- Work task -
Up to and including the line with "The species carries", please reproduce the lines below exactly, beginning with the first.

- Provided data -
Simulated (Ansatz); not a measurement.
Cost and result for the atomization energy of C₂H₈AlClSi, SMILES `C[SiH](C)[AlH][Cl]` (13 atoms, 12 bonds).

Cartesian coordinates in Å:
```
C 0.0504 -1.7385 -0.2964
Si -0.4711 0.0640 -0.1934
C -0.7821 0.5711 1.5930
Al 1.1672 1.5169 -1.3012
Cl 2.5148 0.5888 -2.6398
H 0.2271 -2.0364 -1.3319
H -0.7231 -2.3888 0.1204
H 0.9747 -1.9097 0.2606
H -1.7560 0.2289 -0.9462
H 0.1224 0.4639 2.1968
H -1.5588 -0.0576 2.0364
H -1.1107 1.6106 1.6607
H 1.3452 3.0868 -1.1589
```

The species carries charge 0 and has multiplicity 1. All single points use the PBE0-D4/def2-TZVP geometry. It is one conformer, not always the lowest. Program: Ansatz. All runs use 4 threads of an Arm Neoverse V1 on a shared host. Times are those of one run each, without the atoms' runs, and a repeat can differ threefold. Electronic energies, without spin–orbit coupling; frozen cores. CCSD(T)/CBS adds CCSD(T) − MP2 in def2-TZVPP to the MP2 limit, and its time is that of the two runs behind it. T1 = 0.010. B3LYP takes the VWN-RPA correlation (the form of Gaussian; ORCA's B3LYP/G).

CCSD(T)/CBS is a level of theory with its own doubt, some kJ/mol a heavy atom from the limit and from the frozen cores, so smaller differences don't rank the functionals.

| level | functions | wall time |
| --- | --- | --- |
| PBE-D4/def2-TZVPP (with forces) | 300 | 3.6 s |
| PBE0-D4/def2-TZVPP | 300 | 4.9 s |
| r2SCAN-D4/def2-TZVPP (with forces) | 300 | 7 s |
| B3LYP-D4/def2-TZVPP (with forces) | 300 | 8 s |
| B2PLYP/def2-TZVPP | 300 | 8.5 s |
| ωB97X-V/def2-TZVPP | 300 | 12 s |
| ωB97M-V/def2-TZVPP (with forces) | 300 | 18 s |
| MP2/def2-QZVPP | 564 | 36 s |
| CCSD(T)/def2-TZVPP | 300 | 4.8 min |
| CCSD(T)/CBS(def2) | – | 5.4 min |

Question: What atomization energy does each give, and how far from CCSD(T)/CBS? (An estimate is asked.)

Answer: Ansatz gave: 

- Worked solution -
Simulated (Ansatz); not a measurement.
Cost and result for the atomization energy of C₂H₈AlClSi, SMILES `C[SiH](C)[AlH][Cl]` (13 atoms, 12 bonds).

Cartesian coordinates in Å:
```
C 0.0504 -1.7385 -0.2964
Si -0.4711 0.0640 -0.1934
C -0.7821 0.5711 1.5930
Al 1.1672 1.5169 -1.3012
Cl 2.5148 0.5888 -2.6398
H 0.2271 -2.0364 -1.3319
H -0.7231 -2.3888 0.1204
H 0.9747 -1.9097 0.2606
H -1.7560 0.2289 -0.9462
H 0.1224 0.4639 2.1968
H -1.5588 -0.0576 2.0364
H -1.1107 1.6106 1.6607
H 1.3452 3.0868 -1.1589
```

The species carries charge 0 and has multiplicity 1. All single points use the PBE0-D4/def2-TZVP geometry. It is one conformer, not always the lowest. Program: Ansatz. All runs use 4 threads of an Arm Neoverse V1 on a shared host. Times are those of one run each, without the atoms' runs, and a repeat can differ threefold. Electronic energies, without spin–orbit coupling; frozen cores. CCSD(T)/CBS adds CCSD(T) − MP2 in def2-TZVPP to the MP2 limit, and its time is that of the two runs behind it. T1 = 0.010. B3LYP takes the VWN-RPA correlation (the form of Gaussian; ORCA's B3LYP/G).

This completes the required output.